******

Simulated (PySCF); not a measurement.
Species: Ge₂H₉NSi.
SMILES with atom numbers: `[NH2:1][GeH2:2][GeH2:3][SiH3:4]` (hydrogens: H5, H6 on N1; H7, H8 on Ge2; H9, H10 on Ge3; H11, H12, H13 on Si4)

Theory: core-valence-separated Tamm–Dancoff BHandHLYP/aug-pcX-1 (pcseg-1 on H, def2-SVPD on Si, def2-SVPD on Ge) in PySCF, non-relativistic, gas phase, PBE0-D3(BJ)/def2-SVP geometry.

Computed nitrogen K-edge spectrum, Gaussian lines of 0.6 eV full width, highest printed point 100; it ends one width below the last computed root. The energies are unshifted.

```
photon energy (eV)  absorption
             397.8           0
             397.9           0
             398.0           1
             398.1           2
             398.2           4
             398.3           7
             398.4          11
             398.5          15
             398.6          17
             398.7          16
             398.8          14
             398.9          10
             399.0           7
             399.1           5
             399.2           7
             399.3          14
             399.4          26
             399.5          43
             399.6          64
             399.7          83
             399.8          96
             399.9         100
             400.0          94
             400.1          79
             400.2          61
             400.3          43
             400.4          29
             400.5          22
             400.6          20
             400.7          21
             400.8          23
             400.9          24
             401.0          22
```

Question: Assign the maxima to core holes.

******

## WORK ITEM:
Give an exact copy of the lines above, from the top of the records to the line that contains "Theory: core-valence-separated Tamm–Dancoff", taking in both ends.

## RESPONSE:
Simulated (PySCF); not a measurement.
Species: Ge₂H₉NSi.
SMILES with atom numbers: `[NH2:1][GeH2:2][GeH2:3][SiH3:4]` (hydrogens: H5, H6 on N1; H7, H8 on Ge2; H9, H10 on Ge3; H11, H12, H13 on Si4)

Theory: core-valence-separated Tamm–Dancoff BHandHLYP/aug-pcX-1 (pcseg-1 on H, def2-SVPD on Si, def2-SVPD on Ge) in PySCF, non-relativistic, gas phase, PBE0-D3(BJ)/def2-SVP geometry.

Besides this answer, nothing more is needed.